-- Opening Marker --

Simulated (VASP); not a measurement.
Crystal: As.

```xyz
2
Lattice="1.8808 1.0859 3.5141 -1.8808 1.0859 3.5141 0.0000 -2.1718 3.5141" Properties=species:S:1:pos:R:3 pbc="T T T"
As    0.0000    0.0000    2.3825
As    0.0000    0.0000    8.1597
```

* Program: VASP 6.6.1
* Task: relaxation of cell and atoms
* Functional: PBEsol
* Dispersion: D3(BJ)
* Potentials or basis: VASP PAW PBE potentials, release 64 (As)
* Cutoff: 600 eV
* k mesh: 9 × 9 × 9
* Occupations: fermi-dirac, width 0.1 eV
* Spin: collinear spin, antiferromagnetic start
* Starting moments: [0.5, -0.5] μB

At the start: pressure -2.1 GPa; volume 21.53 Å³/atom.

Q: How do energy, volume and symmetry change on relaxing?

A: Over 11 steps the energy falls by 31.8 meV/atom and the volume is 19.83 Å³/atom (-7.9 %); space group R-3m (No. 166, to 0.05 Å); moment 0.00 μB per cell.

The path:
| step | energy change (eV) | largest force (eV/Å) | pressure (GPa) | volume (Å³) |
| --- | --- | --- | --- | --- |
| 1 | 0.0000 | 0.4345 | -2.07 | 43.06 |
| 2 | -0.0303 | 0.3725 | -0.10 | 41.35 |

-- Closing Marker --

• _Task item_
Transcribe each line of the data above, unaltered, from the one where "mesh: 9 × 9 × 9" appears to the one where "At the start: pressure" appears, inclusive of both.

• _Task output_
* k mesh: 9 × 9 × 9
* Occupations: fermi-dirac, width 0.1 eV
* Spin: collinear spin, antiferromagnetic start
* Starting moments: [0.5, -0.5] μB

At the start: pressure -2.1 GPa; volume 21.53 Å³/atom.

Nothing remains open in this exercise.